Work order. Return each record shown beneath, word for word.

Dataset records.
=== Section Start ===

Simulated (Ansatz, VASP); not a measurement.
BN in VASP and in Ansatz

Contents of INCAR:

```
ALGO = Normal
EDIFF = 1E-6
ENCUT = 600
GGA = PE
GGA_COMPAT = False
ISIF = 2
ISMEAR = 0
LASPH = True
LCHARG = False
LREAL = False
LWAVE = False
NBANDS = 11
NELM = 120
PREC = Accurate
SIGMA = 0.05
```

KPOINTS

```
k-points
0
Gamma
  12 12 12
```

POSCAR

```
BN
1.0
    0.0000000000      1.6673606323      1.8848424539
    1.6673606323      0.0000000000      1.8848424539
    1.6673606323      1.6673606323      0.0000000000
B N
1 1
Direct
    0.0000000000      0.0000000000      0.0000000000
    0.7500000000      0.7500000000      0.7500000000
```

=== Section End ===

Exercise result.
Simulated (Ansatz, VASP); not a measurement.
BN in VASP and in Ansatz

Contents of INCAR:

```
ALGO = Normal
EDIFF = 1E-6
ENCUT = 600
GGA = PE
GGA_COMPAT = False
ISIF = 2
ISMEAR = 0
LASPH = True
LCHARG = False
LREAL = False
LWAVE = False
NBANDS = 11
NELM = 120
PREC = Accurate
SIGMA = 0.05
```

KPOINTS

```
k-points
0
Gamma
  12 12 12
```

POSCAR

```
BN
1.0
    0.0000000000      1.6673606323      1.8848424539
    1.6673606323      0.0000000000      1.8848424539
    1.6673606323      1.6673606323      0.0000000000
B N
1 1
Direct
    0.0000000000      0.0000000000      0.0000000000
    0.7500000000      0.7500000000      0.7500000000
```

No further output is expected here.